Listed records:
+++++

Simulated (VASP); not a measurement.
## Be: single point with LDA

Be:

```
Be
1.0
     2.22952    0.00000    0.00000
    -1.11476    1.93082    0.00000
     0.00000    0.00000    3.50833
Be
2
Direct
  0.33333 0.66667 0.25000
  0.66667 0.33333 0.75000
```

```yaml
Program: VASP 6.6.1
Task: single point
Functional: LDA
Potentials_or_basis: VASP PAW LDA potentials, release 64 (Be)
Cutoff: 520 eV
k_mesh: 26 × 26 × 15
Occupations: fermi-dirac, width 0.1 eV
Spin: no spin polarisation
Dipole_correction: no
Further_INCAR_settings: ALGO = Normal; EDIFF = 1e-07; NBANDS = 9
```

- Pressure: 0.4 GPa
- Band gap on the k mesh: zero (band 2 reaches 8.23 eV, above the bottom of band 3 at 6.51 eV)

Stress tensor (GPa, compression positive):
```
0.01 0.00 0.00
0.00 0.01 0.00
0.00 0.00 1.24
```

+++++

Reproduce the data above in full, with no line missing.

Written reply:
Simulated (VASP); not a measurement.
## Be: single point with LDA

Be:

```
Be
1.0
     2.22952    0.00000    0.00000
    -1.11476    1.93082    0.00000
     0.00000    0.00000    3.50833
Be
2
Direct
  0.33333 0.66667 0.25000
  0.66667 0.33333 0.75000
```

```yaml
Program: VASP 6.6.1
Task: single point
Functional: LDA
Potentials_or_basis: VASP PAW LDA potentials, release 64 (Be)
Cutoff: 520 eV
k_mesh: 26 × 26 × 15
Occupations: fermi-dirac, width 0.1 eV
Spin: no spin polarisation
Dipole_correction: no
Further_INCAR_settings: ALGO = Normal; EDIFF = 1e-07; NBANDS = 9
```

- Pressure: 0.4 GPa
- Band gap on the k mesh: zero (band 2 reaches 8.23 eV, above the bottom of band 3 at 6.51 eV)

Stress tensor (GPa, compression positive):
```
0.01 0.00 0.00
0.00 0.01 0.00
0.00 0.00 1.24
```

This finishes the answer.